• [Work order]: Look below for the line holding "and atoms |" and the line holding "A: Over 25 steps". Transcribe exactly those lines and all lines between them, nothing more.

• [Data shown]:
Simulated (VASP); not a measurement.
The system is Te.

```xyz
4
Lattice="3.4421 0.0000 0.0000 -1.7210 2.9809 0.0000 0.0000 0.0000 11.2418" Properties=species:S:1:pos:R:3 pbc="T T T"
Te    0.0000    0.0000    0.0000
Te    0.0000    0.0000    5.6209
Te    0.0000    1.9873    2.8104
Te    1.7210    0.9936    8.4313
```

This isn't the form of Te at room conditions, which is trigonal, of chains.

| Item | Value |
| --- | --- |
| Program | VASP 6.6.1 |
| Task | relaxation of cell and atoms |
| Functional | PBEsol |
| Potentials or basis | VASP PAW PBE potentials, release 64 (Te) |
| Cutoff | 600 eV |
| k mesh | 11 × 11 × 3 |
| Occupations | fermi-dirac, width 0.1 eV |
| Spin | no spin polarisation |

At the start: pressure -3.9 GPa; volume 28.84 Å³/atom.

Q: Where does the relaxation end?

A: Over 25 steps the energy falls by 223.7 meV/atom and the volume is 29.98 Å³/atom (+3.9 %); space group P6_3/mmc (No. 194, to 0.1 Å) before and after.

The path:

• [Response]:
| Task | relaxation of cell and atoms |
| Functional | PBEsol |
| Potentials or basis | VASP PAW PBE potentials, release 64 (Te) |
| Cutoff | 600 eV |
| k mesh | 11 × 11 × 3 |
| Occupations | fermi-dirac, width 0.1 eV |
| Spin | no spin polarisation |

At the start: pressure -3.9 GPa; volume 28.84 Å³/atom.

Q: Where does the relaxation end?

A: Over 25 steps the energy falls by 223.7 meV/atom and the volume is 29.98 Å³/atom (+3.9 %); space group P6_3/mmc (No. 194, to 0.1 Å) before and after.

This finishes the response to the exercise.